• _WORK REQUEST_: Using the listing below, set down exactly the lines starting at the line that contains "Ansatz relaxed the" and ending at the line that contains "520 | 420 |", both included, and no others.

• _RECORD SET_:
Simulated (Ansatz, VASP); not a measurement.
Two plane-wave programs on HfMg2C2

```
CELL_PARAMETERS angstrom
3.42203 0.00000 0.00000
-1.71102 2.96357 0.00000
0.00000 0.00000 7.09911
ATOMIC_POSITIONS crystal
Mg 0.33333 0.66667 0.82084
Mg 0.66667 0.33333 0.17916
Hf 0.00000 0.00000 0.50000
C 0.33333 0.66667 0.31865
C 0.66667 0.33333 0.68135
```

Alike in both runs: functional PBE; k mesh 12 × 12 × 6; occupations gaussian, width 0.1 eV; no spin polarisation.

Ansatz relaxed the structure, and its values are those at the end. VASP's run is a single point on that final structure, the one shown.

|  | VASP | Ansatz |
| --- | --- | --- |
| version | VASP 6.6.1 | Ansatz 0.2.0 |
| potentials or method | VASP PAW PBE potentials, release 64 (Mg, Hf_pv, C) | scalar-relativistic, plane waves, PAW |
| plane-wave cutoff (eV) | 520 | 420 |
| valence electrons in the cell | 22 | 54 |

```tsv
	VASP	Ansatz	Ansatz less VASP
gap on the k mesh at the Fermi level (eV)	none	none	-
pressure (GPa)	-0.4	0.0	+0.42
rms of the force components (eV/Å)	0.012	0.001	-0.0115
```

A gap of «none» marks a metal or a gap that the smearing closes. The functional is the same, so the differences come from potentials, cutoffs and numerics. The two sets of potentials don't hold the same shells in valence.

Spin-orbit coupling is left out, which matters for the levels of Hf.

• _ANSWER SECTION_:
Ansatz relaxed the structure, and its values are those at the end. VASP's run is a single point on that final structure, the one shown.

|  | VASP | Ansatz |
| --- | --- | --- |
| version | VASP 6.6.1 | Ansatz 0.2.0 |
| potentials or method | VASP PAW PBE potentials, release 64 (Mg, Hf_pv, C) | scalar-relativistic, plane waves, PAW |
| plane-wave cutoff (eV) | 520 | 420 |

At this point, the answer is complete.